REQUIREMENT - Go through the data below and retype all of it exactly.

INPUT DATA: Begin

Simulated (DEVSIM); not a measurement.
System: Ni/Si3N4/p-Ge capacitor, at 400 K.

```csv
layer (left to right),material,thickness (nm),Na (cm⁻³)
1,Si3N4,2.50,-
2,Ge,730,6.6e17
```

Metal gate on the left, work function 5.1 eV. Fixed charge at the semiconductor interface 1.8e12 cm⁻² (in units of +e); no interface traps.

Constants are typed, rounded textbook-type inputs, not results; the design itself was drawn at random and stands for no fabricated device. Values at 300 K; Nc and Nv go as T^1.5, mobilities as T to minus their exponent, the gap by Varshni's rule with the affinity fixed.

INPUT DATA: End

WRITTEN RESPONSE -
Simulated (DEVSIM); not a measurement.
System: Ni/Si3N4/p-Ge capacitor, at 400 K.

```csv
layer (left to right),material,thickness (nm),Na (cm⁻³)
1,Si3N4,2.50,-
2,Ge,730,6.6e17
```

Metal gate on the left, work function 5.1 eV. Fixed charge at the semiconductor interface 1.8e12 cm⁻² (in units of +e); no interface traps.

Constants are typed, rounded textbook-type inputs, not results; the design itself was drawn at random and stands for no fabricated device. Values at 300 K; Nc and Nv go as T^1.5, mobilities as T to minus their exponent, the gap by Varshni's rule with the affinity fixed.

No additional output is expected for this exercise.